• **Task item**
The line that contains "Calculation: PBE (plane" marks the end: retype the data below exactly from its first line through that line.

++++ Input data ++++

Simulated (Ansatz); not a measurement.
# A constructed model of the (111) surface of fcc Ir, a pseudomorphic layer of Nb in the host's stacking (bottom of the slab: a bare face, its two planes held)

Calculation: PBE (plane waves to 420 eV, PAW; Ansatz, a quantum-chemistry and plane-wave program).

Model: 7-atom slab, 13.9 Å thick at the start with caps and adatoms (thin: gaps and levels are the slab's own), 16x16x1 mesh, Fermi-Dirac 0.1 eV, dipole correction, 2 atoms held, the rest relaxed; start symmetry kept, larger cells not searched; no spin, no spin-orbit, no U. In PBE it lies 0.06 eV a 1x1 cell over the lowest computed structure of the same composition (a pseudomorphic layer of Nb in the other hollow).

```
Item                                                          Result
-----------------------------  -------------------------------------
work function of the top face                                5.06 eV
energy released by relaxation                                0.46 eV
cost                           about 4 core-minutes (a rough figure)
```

++++

• **Your solution**
Simulated (Ansatz); not a measurement.
# A constructed model of the (111) surface of fcc Ir, a pseudomorphic layer of Nb in the host's stacking (bottom of the slab: a bare face, its two planes held)

Calculation: PBE (plane waves to 420 eV, PAW; Ansatz, a quantum-chemistry and plane-wave program).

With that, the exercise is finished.